__________

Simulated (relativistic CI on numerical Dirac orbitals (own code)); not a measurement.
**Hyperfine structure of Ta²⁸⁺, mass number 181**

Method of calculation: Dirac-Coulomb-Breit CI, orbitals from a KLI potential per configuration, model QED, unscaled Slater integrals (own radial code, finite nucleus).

__________

Give every entry again in full, precisely as written above.

Simulated (relativistic CI on numerical Dirac orbitals (own code)); not a measurement.
**Hyperfine structure of Ta²⁸⁺, mass number 181**

Method of calculation: Dirac-Coulomb-Breit CI, orbitals from a KLI potential per configuration, model QED, unscaled Slater integrals (own radial code, finite nucleus).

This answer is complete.